§ Extracted data
_ _ _ _ _

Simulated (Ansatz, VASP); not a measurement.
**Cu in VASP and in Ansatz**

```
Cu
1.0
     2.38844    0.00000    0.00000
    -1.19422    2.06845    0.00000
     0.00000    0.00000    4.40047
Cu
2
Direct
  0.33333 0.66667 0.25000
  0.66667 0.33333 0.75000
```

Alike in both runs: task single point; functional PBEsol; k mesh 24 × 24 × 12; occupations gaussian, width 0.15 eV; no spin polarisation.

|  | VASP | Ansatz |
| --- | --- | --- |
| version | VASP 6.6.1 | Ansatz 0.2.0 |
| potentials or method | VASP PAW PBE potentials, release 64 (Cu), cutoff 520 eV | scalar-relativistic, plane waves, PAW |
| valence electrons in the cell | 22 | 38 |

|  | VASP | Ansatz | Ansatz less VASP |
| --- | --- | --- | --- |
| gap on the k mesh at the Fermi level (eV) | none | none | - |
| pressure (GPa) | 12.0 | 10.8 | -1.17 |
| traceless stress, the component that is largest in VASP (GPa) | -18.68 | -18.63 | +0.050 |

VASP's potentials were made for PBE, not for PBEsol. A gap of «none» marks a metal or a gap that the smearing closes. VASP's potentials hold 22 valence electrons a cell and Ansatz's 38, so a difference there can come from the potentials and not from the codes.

_ _ _ _ _

§ Work task
In the listing above, find the line containing "less VASP |" and the line containing "-18.63 | +0.050 |", then repeat those two lines and everything between them exactly.

§ Reply
|  | VASP | Ansatz | Ansatz less VASP |
| --- | --- | --- | --- |
| gap on the k mesh at the Fermi level (eV) | none | none | - |
| pressure (GPa) | 12.0 | 10.8 | -1.17 |
| traceless stress, the component that is largest in VASP (GPa) | -18.68 | -18.63 | +0.050 |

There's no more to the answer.